PROVIDED MATERIAL:
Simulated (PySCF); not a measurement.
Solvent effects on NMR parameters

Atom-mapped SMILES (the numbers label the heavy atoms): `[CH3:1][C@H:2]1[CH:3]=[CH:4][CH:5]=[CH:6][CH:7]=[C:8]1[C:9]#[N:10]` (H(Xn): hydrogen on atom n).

WORK ITEM: The records above should be returned exactly.

WORKED SOLUTION:
Simulated (PySCF); not a measurement.
Solvent effects on NMR parameters

Atom-mapped SMILES (the numbers label the heavy atoms): `[CH3:1][C@H:2]1[CH:3]=[CH:4][CH:5]=[CH:6][CH:7]=[C:8]1[C:9]#[N:10]` (H(Xn): hydrogen on atom n).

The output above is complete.